(Entries supplied begins)

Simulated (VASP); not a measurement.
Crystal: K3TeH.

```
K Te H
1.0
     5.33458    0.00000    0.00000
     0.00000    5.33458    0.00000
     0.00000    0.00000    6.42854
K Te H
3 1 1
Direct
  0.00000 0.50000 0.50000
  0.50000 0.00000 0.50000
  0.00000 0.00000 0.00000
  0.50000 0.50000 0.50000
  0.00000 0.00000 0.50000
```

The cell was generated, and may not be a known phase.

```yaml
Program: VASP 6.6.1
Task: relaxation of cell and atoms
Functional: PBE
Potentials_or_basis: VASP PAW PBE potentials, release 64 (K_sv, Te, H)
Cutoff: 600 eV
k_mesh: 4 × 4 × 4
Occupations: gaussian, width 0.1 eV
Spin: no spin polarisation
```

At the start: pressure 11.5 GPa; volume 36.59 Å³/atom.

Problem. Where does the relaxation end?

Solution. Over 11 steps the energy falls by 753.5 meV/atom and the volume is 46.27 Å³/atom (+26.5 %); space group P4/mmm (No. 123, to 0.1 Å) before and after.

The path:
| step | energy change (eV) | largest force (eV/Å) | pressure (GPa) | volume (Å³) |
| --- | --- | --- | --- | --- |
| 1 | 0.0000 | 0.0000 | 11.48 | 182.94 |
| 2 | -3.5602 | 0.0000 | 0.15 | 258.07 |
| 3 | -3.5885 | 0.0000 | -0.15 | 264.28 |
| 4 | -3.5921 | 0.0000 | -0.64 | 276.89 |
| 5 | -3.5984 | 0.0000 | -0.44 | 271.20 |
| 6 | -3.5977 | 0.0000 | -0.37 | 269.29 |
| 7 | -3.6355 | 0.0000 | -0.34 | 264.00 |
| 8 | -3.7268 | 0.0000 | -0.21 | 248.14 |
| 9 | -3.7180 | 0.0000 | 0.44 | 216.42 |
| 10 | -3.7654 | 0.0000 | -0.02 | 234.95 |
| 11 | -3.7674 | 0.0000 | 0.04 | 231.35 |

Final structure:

(Entries supplied ends)

Exercise: From the records above, transcribe without alteration every line from the one with "0.44 | 216.42 |" to the one with "0.04 | 231.35 |", inclusive.

Task output:
| 9 | -3.7180 | 0.0000 | 0.44 | 216.42 |
| 10 | -3.7654 | 0.0000 | -0.02 | 234.95 |
| 11 | -3.7674 | 0.0000 | 0.04 | 231.35 |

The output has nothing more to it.